▶ _Activity_
Print the first line of the data below and every one after it, through the line containing "The species is", exactly as written.

▶ _Recorded information_
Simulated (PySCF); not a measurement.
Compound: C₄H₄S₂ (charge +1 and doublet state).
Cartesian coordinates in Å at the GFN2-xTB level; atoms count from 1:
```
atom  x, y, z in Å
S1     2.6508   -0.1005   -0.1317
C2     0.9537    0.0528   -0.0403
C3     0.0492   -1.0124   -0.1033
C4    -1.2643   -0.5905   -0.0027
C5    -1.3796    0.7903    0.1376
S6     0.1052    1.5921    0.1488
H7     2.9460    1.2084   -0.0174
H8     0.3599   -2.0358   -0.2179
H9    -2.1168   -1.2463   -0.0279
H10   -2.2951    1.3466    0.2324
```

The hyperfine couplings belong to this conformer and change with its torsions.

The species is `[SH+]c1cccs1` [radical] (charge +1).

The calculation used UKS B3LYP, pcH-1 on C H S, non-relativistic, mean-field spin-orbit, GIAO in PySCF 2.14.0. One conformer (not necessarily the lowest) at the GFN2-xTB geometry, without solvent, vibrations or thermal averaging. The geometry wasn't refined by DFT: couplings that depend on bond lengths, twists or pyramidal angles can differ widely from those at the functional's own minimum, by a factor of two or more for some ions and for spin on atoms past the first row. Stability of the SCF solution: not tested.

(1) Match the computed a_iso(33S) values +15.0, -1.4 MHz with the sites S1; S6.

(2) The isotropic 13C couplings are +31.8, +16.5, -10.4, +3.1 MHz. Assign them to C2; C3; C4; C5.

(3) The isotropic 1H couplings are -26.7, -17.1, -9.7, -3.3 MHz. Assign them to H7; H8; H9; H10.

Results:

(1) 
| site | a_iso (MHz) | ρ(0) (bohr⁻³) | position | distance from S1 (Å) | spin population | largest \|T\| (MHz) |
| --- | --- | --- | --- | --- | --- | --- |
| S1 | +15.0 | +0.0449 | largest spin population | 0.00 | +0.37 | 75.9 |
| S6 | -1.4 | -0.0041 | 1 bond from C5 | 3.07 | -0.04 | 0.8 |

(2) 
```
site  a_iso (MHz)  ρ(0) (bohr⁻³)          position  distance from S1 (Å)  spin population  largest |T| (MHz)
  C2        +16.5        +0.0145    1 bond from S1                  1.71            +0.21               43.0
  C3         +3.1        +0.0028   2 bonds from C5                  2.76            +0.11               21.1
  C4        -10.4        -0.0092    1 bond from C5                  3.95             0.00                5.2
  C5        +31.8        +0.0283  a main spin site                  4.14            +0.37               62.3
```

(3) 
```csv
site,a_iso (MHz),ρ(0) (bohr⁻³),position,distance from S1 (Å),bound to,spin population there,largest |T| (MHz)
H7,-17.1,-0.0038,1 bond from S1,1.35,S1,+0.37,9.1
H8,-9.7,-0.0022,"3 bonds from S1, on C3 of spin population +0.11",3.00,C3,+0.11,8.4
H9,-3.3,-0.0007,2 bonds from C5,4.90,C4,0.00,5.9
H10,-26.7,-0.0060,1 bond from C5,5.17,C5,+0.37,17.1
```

▶ _Worked solution_
Simulated (PySCF); not a measurement.
Compound: C₄H₄S₂ (charge +1 and doublet state).
Cartesian coordinates in Å at the GFN2-xTB level; atoms count from 1:
```
atom  x, y, z in Å
S1     2.6508   -0.1005   -0.1317
C2     0.9537    0.0528   -0.0403
C3     0.0492   -1.0124   -0.1033
C4    -1.2643   -0.5905   -0.0027
C5    -1.3796    0.7903    0.1376
S6     0.1052    1.5921    0.1488
H7     2.9460    1.2084   -0.0174
H8     0.3599   -2.0358   -0.2179
H9    -2.1168   -1.2463   -0.0279
H10   -2.2951    1.3466    0.2324
```

The hyperfine couplings belong to this conformer and change with its torsions.

The species is `[SH+]c1cccs1` [radical] (charge +1).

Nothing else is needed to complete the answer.